--------------------
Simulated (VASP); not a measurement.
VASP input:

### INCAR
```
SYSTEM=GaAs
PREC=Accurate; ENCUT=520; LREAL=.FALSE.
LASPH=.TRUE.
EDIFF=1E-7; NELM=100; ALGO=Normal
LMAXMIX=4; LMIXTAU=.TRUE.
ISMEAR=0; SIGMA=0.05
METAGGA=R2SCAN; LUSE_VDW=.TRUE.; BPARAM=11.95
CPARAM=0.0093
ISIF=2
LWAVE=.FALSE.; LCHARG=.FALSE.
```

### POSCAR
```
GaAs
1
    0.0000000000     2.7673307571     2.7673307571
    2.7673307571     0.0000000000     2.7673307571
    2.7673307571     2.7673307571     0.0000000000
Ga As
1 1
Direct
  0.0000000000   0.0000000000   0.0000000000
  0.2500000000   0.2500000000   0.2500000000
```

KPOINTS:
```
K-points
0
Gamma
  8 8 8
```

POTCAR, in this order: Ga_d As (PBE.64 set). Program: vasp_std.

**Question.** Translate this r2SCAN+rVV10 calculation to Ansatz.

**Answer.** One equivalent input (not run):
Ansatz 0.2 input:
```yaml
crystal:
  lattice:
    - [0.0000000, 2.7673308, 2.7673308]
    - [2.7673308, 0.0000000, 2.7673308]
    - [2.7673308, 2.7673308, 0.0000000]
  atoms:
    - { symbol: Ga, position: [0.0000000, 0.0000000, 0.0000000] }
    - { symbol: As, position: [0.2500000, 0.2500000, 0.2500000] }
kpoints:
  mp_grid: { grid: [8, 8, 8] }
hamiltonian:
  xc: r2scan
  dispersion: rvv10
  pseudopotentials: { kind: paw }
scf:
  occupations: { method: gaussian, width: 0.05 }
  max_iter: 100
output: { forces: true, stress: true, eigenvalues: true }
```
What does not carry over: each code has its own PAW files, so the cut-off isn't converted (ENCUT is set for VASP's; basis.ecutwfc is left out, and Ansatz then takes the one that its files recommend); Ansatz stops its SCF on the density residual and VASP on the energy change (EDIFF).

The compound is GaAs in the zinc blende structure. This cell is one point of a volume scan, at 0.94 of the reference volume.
--------------------

REQUIRED ACTION:
Return the entries exactly through the "What does not" line.

EXPECTED ANSWER:
Simulated (VASP); not a measurement.
VASP input:

### INCAR
```
SYSTEM=GaAs
PREC=Accurate; ENCUT=520; LREAL=.FALSE.
LASPH=.TRUE.
EDIFF=1E-7; NELM=100; ALGO=Normal
LMAXMIX=4; LMIXTAU=.TRUE.
ISMEAR=0; SIGMA=0.05
METAGGA=R2SCAN; LUSE_VDW=.TRUE.; BPARAM=11.95
CPARAM=0.0093
ISIF=2
LWAVE=.FALSE.; LCHARG=.FALSE.
```

### POSCAR
```
GaAs
1
    0.0000000000     2.7673307571     2.7673307571
    2.7673307571     0.0000000000     2.7673307571
    2.7673307571     2.7673307571     0.0000000000
Ga As
1 1
Direct
  0.0000000000   0.0000000000   0.0000000000
  0.2500000000   0.2500000000   0.2500000000
```

KPOINTS:
```
K-points
0
Gamma
  8 8 8
```

POTCAR, in this order: Ga_d As (PBE.64 set). Program: vasp_std.

**Question.** Translate this r2SCAN+rVV10 calculation to Ansatz.

**Answer.** One equivalent input (not run):
Ansatz 0.2 input:
```yaml
crystal:
  lattice:
    - [0.0000000, 2.7673308, 2.7673308]
    - [2.7673308, 0.0000000, 2.7673308]
    - [2.7673308, 2.7673308, 0.0000000]
  atoms:
    - { symbol: Ga, position: [0.0000000, 0.0000000, 0.0000000] }
    - { symbol: As, position: [0.2500000, 0.2500000, 0.2500000] }
kpoints:
  mp_grid: { grid: [8, 8, 8] }
hamiltonian:
  xc: r2scan
  dispersion: rvv10
  pseudopotentials: { kind: paw }
scf:
  occupations: { method: gaussian, width: 0.05 }
  max_iter: 100
output: { forces: true, stress: true, eigenvalues: true }
```
What does not carry over: each code has its own PAW files, so the cut-off isn't converted (ENCUT is set for VASP's; basis.ecutwfc is left out, and Ansatz then takes the one that its files recommend); Ansatz stops its SCF on the density residual and VASP on the energy change (EDIFF).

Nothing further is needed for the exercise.